== Segment start ==

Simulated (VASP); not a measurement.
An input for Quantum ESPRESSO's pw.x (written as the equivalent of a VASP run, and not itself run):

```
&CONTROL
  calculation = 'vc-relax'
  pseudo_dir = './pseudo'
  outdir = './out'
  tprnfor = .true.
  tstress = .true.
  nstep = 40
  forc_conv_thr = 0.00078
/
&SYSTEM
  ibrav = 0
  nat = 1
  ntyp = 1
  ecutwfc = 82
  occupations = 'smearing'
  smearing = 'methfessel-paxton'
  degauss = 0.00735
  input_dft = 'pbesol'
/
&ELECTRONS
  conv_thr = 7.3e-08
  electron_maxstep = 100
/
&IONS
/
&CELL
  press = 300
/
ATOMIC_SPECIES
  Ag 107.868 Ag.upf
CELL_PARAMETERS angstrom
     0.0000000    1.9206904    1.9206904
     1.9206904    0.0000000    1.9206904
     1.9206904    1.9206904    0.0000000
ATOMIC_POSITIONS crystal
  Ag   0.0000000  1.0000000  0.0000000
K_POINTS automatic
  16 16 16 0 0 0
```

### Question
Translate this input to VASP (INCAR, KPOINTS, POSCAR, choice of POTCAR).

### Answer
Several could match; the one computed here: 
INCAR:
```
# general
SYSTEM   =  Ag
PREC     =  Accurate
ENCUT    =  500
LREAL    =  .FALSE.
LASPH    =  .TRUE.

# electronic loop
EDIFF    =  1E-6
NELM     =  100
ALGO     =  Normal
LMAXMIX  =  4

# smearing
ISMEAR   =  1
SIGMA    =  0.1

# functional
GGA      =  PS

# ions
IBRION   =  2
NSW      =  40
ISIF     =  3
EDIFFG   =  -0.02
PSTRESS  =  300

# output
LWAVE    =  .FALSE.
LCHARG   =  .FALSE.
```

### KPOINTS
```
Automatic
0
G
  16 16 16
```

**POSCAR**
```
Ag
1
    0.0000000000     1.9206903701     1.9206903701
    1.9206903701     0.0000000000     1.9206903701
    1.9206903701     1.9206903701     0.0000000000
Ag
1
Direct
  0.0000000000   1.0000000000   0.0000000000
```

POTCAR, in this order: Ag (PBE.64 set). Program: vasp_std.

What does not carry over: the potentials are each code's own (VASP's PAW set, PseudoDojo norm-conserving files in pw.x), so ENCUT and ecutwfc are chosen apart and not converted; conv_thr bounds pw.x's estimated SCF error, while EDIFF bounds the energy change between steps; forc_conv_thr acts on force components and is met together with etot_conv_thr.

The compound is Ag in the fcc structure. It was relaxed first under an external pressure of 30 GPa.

== Segment end ==

▶ **WORK REQUEST**
In the entries above, find the line holding "### Question" and the line holding "POTCAR, in this", then retype exactly those two lines and every line between them, and nothing else.

▶ **ANSWER SECTION**
### Question
Translate this input to VASP (INCAR, KPOINTS, POSCAR, choice of POTCAR).

### Answer
Several could match; the one computed here: 
INCAR:
```
# general
SYSTEM   =  Ag
PREC     =  Accurate
ENCUT    =  500
LREAL    =  .FALSE.
LASPH    =  .TRUE.

# electronic loop
EDIFF    =  1E-6
NELM     =  100
ALGO     =  Normal
LMAXMIX  =  4

# smearing
ISMEAR   =  1
SIGMA    =  0.1

# functional
GGA      =  PS

# ions
IBRION   =  2
NSW      =  40
ISIF     =  3
EDIFFG   =  -0.02
PSTRESS  =  300

# output
LWAVE    =  .FALSE.
LCHARG   =  .FALSE.
```

### KPOINTS
```
Automatic
0
G
  16 16 16
```

**POSCAR**
```
Ag
1
    0.0000000000     1.9206903701     1.9206903701
    1.9206903701     0.0000000000     1.9206903701
    1.9206903701     1.9206903701     0.0000000000
Ag
1
Direct
  0.0000000000   1.0000000000   0.0000000000
```

POTCAR, in this order: Ag (PBE.64 set). Program: vasp_std.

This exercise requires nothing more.